_Action item_:
Repeat the records given below in full, with no changes.

_Excerpted data_:
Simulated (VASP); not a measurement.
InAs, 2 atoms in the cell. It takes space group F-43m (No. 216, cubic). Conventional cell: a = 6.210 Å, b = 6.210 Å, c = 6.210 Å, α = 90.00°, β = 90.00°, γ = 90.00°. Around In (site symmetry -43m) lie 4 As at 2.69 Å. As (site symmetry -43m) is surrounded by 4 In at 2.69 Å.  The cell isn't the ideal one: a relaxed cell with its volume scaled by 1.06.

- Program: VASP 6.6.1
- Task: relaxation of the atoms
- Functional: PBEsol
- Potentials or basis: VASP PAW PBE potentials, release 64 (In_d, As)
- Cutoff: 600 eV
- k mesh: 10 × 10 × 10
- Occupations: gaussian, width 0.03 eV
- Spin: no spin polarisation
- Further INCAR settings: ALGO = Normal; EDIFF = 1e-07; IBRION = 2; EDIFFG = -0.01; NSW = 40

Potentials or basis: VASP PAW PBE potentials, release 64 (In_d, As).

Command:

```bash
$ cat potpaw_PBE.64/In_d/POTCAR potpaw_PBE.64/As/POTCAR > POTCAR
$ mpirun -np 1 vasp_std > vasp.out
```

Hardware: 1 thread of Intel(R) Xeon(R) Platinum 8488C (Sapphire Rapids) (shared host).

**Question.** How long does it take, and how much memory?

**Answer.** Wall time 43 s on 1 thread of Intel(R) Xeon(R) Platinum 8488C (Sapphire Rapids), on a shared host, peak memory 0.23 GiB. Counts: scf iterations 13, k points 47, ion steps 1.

_Task response_:
Simulated (VASP); not a measurement.
InAs, 2 atoms in the cell. It takes space group F-43m (No. 216, cubic). Conventional cell: a = 6.210 Å, b = 6.210 Å, c = 6.210 Å, α = 90.00°, β = 90.00°, γ = 90.00°. Around In (site symmetry -43m) lie 4 As at 2.69 Å. As (site symmetry -43m) is surrounded by 4 In at 2.69 Å.  The cell isn't the ideal one: a relaxed cell with its volume scaled by 1.06.

- Program: VASP 6.6.1
- Task: relaxation of the atoms
- Functional: PBEsol
- Potentials or basis: VASP PAW PBE potentials, release 64 (In_d, As)
- Cutoff: 600 eV
- k mesh: 10 × 10 × 10
- Occupations: gaussian, width 0.03 eV
- Spin: no spin polarisation
- Further INCAR settings: ALGO = Normal; EDIFF = 1e-07; IBRION = 2; EDIFFG = -0.01; NSW = 40

Potentials or basis: VASP PAW PBE potentials, release 64 (In_d, As).

Command:

```bash
$ cat potpaw_PBE.64/In_d/POTCAR potpaw_PBE.64/As/POTCAR > POTCAR
$ mpirun -np 1 vasp_std > vasp.out
```

Hardware: 1 thread of Intel(R) Xeon(R) Platinum 8488C (Sapphire Rapids) (shared host).

**Question.** How long does it take, and how much memory?

**Answer.** Wall time 43 s on 1 thread of Intel(R) Xeon(R) Platinum 8488C (Sapphire Rapids), on a shared host, peak memory 0.23 GiB. Counts: scf iterations 13, k points 47, ion steps 1.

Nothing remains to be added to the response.